——

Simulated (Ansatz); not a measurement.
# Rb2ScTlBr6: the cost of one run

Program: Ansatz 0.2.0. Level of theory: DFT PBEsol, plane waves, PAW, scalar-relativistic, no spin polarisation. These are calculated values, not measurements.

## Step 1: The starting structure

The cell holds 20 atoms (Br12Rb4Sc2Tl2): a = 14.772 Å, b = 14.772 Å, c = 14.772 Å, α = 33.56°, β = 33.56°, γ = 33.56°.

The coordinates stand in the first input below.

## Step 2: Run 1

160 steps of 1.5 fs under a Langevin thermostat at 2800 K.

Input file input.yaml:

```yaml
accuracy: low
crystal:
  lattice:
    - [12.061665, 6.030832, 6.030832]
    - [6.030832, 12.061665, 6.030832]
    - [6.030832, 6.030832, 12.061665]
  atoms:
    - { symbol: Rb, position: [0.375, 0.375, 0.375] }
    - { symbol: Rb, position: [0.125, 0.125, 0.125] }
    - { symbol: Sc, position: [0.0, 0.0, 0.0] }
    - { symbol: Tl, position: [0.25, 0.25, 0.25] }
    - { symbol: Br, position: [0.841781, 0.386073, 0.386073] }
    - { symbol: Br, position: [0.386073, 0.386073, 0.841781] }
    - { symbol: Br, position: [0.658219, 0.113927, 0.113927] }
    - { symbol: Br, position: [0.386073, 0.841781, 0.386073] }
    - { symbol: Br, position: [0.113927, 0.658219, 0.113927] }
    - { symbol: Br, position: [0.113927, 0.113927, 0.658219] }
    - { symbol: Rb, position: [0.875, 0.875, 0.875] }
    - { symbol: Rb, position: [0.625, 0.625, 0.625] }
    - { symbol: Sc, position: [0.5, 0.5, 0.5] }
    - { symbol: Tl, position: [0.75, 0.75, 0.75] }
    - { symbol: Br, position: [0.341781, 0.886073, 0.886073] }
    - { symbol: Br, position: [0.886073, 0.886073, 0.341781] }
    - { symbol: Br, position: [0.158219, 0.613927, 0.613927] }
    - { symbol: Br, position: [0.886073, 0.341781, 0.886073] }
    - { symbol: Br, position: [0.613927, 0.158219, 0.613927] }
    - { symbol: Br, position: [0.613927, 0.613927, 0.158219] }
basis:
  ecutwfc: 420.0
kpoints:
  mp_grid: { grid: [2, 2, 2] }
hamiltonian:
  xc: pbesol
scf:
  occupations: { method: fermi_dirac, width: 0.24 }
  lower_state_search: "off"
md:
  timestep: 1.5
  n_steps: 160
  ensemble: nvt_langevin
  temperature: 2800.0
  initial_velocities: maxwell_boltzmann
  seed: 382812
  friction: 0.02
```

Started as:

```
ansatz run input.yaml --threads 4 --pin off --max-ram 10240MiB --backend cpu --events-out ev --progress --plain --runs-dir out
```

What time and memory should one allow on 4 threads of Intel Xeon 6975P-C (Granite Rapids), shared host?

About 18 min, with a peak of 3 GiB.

——

WORK ITEM:
Exactly as they appear above, output the lines of the data from the first through the one that contains "## Step 2: Run 1", and only those lines.

WORKED SOLUTION:
Simulated (Ansatz); not a measurement.
# Rb2ScTlBr6: the cost of one run

Program: Ansatz 0.2.0. Level of theory: DFT PBEsol, plane waves, PAW, scalar-relativistic, no spin polarisation. These are calculated values, not measurements.

## Step 1: The starting structure

The cell holds 20 atoms (Br12Rb4Sc2Tl2): a = 14.772 Å, b = 14.772 Å, c = 14.772 Å, α = 33.56°, β = 33.56°, γ = 33.56°.

The coordinates stand in the first input below.

## Step 2: Run 1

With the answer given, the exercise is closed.